- _Task item_
In your answer, give each entry again exactly as it appears.

:: Provided material ::

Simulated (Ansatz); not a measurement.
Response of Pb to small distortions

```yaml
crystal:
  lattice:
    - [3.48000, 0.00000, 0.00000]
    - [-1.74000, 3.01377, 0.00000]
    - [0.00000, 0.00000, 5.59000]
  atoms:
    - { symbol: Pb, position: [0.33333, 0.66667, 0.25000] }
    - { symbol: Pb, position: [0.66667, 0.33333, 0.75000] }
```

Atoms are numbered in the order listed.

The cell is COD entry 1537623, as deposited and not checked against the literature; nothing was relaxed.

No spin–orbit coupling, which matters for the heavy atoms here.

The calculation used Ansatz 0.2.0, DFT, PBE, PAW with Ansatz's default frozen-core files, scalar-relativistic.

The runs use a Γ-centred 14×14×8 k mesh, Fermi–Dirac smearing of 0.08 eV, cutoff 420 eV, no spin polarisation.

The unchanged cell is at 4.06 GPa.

:::

- _Solution_
Simulated (Ansatz); not a measurement.
Response of Pb to small distortions

```yaml
crystal:
  lattice:
    - [3.48000, 0.00000, 0.00000]
    - [-1.74000, 3.01377, 0.00000]
    - [0.00000, 0.00000, 5.59000]
  atoms:
    - { symbol: Pb, position: [0.33333, 0.66667, 0.25000] }
    - { symbol: Pb, position: [0.66667, 0.33333, 0.75000] }
```

Atoms are numbered in the order listed.

The cell is COD entry 1537623, as deposited and not checked against the literature; nothing was relaxed.

No spin–orbit coupling, which matters for the heavy atoms here.

The calculation used Ansatz 0.2.0, DFT, PBE, PAW with Ansatz's default frozen-core files, scalar-relativistic.

The runs use a Γ-centred 14×14×8 k mesh, Fermi–Dirac smearing of 0.08 eV, cutoff 420 eV, no spin polarisation.

The unchanged cell is at 4.06 GPa.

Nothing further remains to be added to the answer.